ASSIGNED TASK:
Write back every record verbatim.

** Opening DATASET CONTENT block **
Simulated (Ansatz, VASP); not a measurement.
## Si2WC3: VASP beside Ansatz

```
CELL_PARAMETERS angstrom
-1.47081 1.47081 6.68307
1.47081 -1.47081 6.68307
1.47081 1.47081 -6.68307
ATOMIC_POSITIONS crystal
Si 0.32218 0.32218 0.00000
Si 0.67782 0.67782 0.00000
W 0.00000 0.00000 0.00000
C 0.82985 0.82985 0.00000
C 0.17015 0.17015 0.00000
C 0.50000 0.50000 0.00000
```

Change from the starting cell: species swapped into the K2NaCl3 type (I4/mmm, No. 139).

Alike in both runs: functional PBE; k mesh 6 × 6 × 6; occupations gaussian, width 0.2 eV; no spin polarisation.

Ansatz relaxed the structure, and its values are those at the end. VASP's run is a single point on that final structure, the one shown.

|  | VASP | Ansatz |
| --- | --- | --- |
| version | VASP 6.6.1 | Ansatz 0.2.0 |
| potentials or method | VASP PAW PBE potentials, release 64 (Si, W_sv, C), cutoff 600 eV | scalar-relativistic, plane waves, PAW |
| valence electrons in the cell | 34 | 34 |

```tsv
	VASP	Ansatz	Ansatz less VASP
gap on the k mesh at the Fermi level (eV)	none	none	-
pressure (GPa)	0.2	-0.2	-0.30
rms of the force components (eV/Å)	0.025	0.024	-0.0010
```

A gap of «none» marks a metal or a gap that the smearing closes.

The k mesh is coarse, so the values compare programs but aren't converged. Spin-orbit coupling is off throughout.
** Closing DATASET CONTENT block **

RESPONSE AREA:
Simulated (Ansatz, VASP); not a measurement.
## Si2WC3: VASP beside Ansatz

```
CELL_PARAMETERS angstrom
-1.47081 1.47081 6.68307
1.47081 -1.47081 6.68307
1.47081 1.47081 -6.68307
ATOMIC_POSITIONS crystal
Si 0.32218 0.32218 0.00000
Si 0.67782 0.67782 0.00000
W 0.00000 0.00000 0.00000
C 0.82985 0.82985 0.00000
C 0.17015 0.17015 0.00000
C 0.50000 0.50000 0.00000
```

Change from the starting cell: species swapped into the K2NaCl3 type (I4/mmm, No. 139).

Alike in both runs: functional PBE; k mesh 6 × 6 × 6; occupations gaussian, width 0.2 eV; no spin polarisation.

Ansatz relaxed the structure, and its values are those at the end. VASP's run is a single point on that final structure, the one shown.

|  | VASP | Ansatz |
| --- | --- | --- |
| version | VASP 6.6.1 | Ansatz 0.2.0 |
| potentials or method | VASP PAW PBE potentials, release 64 (Si, W_sv, C), cutoff 600 eV | scalar-relativistic, plane waves, PAW |
| valence electrons in the cell | 34 | 34 |

```tsv
	VASP	Ansatz	Ansatz less VASP
gap on the k mesh at the Fermi level (eV)	none	none	-
pressure (GPa)	0.2	-0.2	-0.30
rms of the force components (eV/Å)	0.025	0.024	-0.0010
```

A gap of «none» marks a metal or a gap that the smearing closes.

The k mesh is coarse, so the values compare programs but aren't converged. Spin-orbit coupling is off throughout.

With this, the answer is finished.